___ Dataset excerpts ___

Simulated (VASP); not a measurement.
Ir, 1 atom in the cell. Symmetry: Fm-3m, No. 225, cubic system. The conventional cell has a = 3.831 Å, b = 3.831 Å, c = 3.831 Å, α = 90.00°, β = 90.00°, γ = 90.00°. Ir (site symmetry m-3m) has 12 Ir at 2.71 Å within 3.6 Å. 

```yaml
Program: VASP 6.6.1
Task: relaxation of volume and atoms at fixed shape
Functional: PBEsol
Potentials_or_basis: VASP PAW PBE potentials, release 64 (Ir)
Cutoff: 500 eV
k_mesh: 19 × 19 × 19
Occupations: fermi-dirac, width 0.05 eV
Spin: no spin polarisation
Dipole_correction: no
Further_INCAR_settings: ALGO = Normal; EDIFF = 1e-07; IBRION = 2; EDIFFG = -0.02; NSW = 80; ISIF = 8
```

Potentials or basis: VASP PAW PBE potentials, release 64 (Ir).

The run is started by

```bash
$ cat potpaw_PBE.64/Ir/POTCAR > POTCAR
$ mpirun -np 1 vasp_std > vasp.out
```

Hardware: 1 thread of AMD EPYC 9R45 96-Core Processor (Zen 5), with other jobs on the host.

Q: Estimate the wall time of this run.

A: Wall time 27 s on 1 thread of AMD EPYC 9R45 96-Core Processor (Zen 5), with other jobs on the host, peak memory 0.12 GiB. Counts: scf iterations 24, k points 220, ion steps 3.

___

__Brief__. The first line of the records and every line down to the line with "Q: Estimate the wall time of this run." must be quoted exactly; leave out all else.

__Answer box__.
Simulated (VASP); not a measurement.
Ir, 1 atom in the cell. Symmetry: Fm-3m, No. 225, cubic system. The conventional cell has a = 3.831 Å, b = 3.831 Å, c = 3.831 Å, α = 90.00°, β = 90.00°, γ = 90.00°. Ir (site symmetry m-3m) has 12 Ir at 2.71 Å within 3.6 Å. 

```yaml
Program: VASP 6.6.1
Task: relaxation of volume and atoms at fixed shape
Functional: PBEsol
Potentials_or_basis: VASP PAW PBE potentials, release 64 (Ir)
Cutoff: 500 eV
k_mesh: 19 × 19 × 19
Occupations: fermi-dirac, width 0.05 eV
Spin: no spin polarisation
Dipole_correction: no
Further_INCAR_settings: ALGO = Normal; EDIFF = 1e-07; IBRION = 2; EDIFFG = -0.02; NSW = 80; ISIF = 8
```

Potentials or basis: VASP PAW PBE potentials, release 64 (Ir).

The run is started by

```bash
$ cat potpaw_PBE.64/Ir/POTCAR > POTCAR
$ mpirun -np 1 vasp_std > vasp.out
```

Hardware: 1 thread of AMD EPYC 9R45 96-Core Processor (Zen 5), with other jobs on the host.

Q: Estimate the wall time of this run.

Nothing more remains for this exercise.